• _WORK INSTRUCTION_: Take the lines below from the first through the one that contains "Theory: DFT PBE-D3(BJ), scalar-relativistic, plane" and copy them exactly.

Start of ENTRIES SHOWN

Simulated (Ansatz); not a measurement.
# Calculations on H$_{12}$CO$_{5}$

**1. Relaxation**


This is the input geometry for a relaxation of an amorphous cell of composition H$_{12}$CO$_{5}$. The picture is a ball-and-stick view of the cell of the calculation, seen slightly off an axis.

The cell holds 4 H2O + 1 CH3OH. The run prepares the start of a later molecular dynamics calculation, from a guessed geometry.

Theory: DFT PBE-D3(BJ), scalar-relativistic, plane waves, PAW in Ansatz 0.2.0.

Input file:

End of ENTRIES SHOWN

• _RESULT_:
Simulated (Ansatz); not a measurement.
# Calculations on H$_{12}$CO$_{5}$

**1. Relaxation**


This is the input geometry for a relaxation of an amorphous cell of composition H$_{12}$CO$_{5}$. The picture is a ball-and-stick view of the cell of the calculation, seen slightly off an axis.

The cell holds 4 H2O + 1 CH3OH. The run prepares the start of a later molecular dynamics calculation, from a guessed geometry.

Theory: DFT PBE-D3(BJ), scalar-relativistic, plane waves, PAW in Ansatz 0.2.0.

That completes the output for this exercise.